→ Work item
Only the lines from the top of the following listing through the line with "7.29 | 0.0003 |" belong in your answer, exactly as written.

→ Information given
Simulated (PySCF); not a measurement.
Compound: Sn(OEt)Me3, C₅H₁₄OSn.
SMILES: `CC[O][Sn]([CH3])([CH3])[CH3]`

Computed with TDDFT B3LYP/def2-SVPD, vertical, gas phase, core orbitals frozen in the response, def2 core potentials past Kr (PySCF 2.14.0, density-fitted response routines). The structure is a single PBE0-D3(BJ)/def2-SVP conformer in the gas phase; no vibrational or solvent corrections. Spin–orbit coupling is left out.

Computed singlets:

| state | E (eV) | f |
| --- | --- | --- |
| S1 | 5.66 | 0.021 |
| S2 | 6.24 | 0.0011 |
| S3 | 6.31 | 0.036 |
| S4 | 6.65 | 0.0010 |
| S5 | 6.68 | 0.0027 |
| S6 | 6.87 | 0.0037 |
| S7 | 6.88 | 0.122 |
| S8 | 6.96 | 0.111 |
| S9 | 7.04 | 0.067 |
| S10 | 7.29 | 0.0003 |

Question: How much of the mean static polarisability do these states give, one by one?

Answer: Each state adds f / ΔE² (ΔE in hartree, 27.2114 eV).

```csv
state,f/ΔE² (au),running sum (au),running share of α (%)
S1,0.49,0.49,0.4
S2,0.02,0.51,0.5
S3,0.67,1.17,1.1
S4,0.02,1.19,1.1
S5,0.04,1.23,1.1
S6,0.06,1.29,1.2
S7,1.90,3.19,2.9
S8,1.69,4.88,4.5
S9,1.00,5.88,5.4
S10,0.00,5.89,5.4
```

→ Reply
Simulated (PySCF); not a measurement.
Compound: Sn(OEt)Me3, C₅H₁₄OSn.
SMILES: `CC[O][Sn]([CH3])([CH3])[CH3]`

Computed with TDDFT B3LYP/def2-SVPD, vertical, gas phase, core orbitals frozen in the response, def2 core potentials past Kr (PySCF 2.14.0, density-fitted response routines). The structure is a single PBE0-D3(BJ)/def2-SVP conformer in the gas phase; no vibrational or solvent corrections. Spin–orbit coupling is left out.

Computed singlets:

| state | E (eV) | f |
| --- | --- | --- |
| S1 | 5.66 | 0.021 |
| S2 | 6.24 | 0.0011 |
| S3 | 6.31 | 0.036 |
| S4 | 6.65 | 0.0010 |
| S5 | 6.68 | 0.0027 |
| S6 | 6.87 | 0.0037 |
| S7 | 6.88 | 0.122 |
| S8 | 6.96 | 0.111 |
| S9 | 7.04 | 0.067 |
| S10 | 7.29 | 0.0003 |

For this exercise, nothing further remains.